======

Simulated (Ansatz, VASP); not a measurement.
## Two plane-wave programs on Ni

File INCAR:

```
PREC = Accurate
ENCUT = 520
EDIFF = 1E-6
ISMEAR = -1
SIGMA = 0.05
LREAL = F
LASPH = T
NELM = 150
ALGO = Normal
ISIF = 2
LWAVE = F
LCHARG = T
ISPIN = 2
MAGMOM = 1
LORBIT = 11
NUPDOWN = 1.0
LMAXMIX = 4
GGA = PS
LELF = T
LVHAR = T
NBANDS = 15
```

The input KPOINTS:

======

All the entries are to be reproduced verbatim.

_Answer area_
Simulated (Ansatz, VASP); not a measurement.
## Two plane-wave programs on Ni

File INCAR:

```
PREC = Accurate
ENCUT = 520
EDIFF = 1E-6
ISMEAR = -1
SIGMA = 0.05
LREAL = F
LASPH = T
NELM = 150
ALGO = Normal
ISIF = 2
LWAVE = F
LCHARG = T
ISPIN = 2
MAGMOM = 1
LORBIT = 11
NUPDOWN = 1.0
LMAXMIX = 4
GGA = PS
LELF = T
LVHAR = T
NBANDS = 15
```

The input KPOINTS:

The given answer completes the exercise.